● **DATA FOR REVIEW**:
--------------------
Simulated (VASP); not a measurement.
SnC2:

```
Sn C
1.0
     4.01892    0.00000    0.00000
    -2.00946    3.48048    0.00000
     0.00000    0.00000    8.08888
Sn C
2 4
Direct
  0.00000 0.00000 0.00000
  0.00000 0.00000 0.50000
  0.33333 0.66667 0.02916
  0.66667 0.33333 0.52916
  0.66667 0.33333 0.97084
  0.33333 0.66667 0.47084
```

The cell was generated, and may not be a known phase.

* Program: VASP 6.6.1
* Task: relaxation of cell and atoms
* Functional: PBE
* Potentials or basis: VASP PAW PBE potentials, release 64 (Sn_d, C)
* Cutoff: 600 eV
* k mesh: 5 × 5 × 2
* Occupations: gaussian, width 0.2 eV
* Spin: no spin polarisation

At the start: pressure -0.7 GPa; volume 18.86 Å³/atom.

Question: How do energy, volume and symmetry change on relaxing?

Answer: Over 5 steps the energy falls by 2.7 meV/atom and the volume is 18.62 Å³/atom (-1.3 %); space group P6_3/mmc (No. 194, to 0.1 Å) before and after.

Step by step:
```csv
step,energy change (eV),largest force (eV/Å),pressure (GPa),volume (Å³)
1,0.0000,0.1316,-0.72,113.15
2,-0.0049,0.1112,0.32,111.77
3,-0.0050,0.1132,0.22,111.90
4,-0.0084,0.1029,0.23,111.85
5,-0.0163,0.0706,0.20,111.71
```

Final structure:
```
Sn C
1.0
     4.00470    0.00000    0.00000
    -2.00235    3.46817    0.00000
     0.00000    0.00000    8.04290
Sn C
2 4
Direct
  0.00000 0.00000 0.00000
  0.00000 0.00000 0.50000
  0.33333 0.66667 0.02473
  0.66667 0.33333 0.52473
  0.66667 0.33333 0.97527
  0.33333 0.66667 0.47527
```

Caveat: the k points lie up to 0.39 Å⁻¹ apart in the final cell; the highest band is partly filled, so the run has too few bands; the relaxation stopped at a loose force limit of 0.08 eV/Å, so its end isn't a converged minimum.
--------------------

● **WORK INSTRUCTION**: All lines from the opening of the listing above through the line that contains "Question: How do" should be given again exactly, and nothing more.

● **RESPONSE BOX**:
Simulated (VASP); not a measurement.
SnC2:

```
Sn C
1.0
     4.01892    0.00000    0.00000
    -2.00946    3.48048    0.00000
     0.00000    0.00000    8.08888
Sn C
2 4
Direct
  0.00000 0.00000 0.00000
  0.00000 0.00000 0.50000
  0.33333 0.66667 0.02916
  0.66667 0.33333 0.52916
  0.66667 0.33333 0.97084
  0.33333 0.66667 0.47084
```

The cell was generated, and may not be a known phase.

* Program: VASP 6.6.1
* Task: relaxation of cell and atoms
* Functional: PBE
* Potentials or basis: VASP PAW PBE potentials, release 64 (Sn_d, C)
* Cutoff: 600 eV
* k mesh: 5 × 5 × 2
* Occupations: gaussian, width 0.2 eV
* Spin: no spin polarisation

At the start: pressure -0.7 GPa; volume 18.86 Å³/atom.

Question: How do energy, volume and symmetry change on relaxing?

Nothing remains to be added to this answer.